━━━━━━━━━━━━━━━━━━━━
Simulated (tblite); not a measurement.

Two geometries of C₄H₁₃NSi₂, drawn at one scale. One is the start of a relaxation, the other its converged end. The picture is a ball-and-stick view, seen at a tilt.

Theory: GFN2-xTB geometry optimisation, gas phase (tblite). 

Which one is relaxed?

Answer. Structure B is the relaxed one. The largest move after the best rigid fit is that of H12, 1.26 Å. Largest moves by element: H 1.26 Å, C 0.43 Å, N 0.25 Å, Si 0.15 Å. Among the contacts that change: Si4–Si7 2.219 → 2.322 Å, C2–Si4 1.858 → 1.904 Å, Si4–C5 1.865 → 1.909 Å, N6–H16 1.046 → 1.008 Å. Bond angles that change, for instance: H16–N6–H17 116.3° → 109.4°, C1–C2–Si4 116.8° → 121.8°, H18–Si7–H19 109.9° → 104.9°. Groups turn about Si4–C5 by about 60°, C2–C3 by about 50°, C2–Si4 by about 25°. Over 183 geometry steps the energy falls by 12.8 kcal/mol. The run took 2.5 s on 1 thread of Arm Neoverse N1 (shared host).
━━━━━━━━━━━━━━━━━━━━

Every line in the material must be repeated verbatim.

Simulated (tblite); not a measurement.

Two geometries of C₄H₁₃NSi₂, drawn at one scale. One is the start of a relaxation, the other its converged end. The picture is a ball-and-stick view, seen at a tilt.

Theory: GFN2-xTB geometry optimisation, gas phase (tblite). 

Which one is relaxed?

Answer. Structure B is the relaxed one. The largest move after the best rigid fit is that of H12, 1.26 Å. Largest moves by element: H 1.26 Å, C 0.43 Å, N 0.25 Å, Si 0.15 Å. Among the contacts that change: Si4–Si7 2.219 → 2.322 Å, C2–Si4 1.858 → 1.904 Å, Si4–C5 1.865 → 1.909 Å, N6–H16 1.046 → 1.008 Å. Bond angles that change, for instance: H16–N6–H17 116.3° → 109.4°, C1–C2–Si4 116.8° → 121.8°, H18–Si7–H19 109.9° → 104.9°. Groups turn about Si4–C5 by about 60°, C2–C3 by about 50°, C2–Si4 by about 25°. Over 183 geometry steps the energy falls by 12.8 kcal/mol. The run took 2.5 s on 1 thread of Arm Neoverse N1 (shared host).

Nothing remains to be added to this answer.